Activity: Transcribe exactly the span of lines that begins the records and ends with the line holding "Which panel shows the molecule in this file?", both boundary lines included.

Material shown:
>>>>>

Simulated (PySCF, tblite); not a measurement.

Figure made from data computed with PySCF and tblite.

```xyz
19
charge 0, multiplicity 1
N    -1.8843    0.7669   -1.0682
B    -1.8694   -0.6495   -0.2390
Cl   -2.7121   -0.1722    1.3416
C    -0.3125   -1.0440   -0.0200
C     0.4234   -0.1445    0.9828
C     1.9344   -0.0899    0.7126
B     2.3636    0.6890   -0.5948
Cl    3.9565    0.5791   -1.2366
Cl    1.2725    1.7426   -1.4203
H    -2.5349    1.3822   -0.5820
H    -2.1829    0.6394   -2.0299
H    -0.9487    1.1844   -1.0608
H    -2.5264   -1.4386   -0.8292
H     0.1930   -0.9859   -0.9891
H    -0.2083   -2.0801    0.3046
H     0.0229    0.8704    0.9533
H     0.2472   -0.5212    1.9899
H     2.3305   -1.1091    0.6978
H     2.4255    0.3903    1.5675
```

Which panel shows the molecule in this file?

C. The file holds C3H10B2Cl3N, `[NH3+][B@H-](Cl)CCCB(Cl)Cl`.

<<<<<

Task solution:
Simulated (PySCF, tblite); not a measurement.

Figure made from data computed with PySCF and tblite.

```xyz
19
charge 0, multiplicity 1
N    -1.8843    0.7669   -1.0682
B    -1.8694   -0.6495   -0.2390
Cl   -2.7121   -0.1722    1.3416
C    -0.3125   -1.0440   -0.0200
C     0.4234   -0.1445    0.9828
C     1.9344   -0.0899    0.7126
B     2.3636    0.6890   -0.5948
Cl    3.9565    0.5791   -1.2366
Cl    1.2725    1.7426   -1.4203
H    -2.5349    1.3822   -0.5820
H    -2.1829    0.6394   -2.0299
H    -0.9487    1.1844   -1.0608
H    -2.5264   -1.4386   -0.8292
H     0.1930   -0.9859   -0.9891
H    -0.2083   -2.0801    0.3046
H     0.0229    0.8704    0.9533
H     0.2472   -0.5212    1.9899
H     2.3305   -1.1091    0.6978
H     2.4255    0.3903    1.5675
```

Which panel shows the molecule in this file?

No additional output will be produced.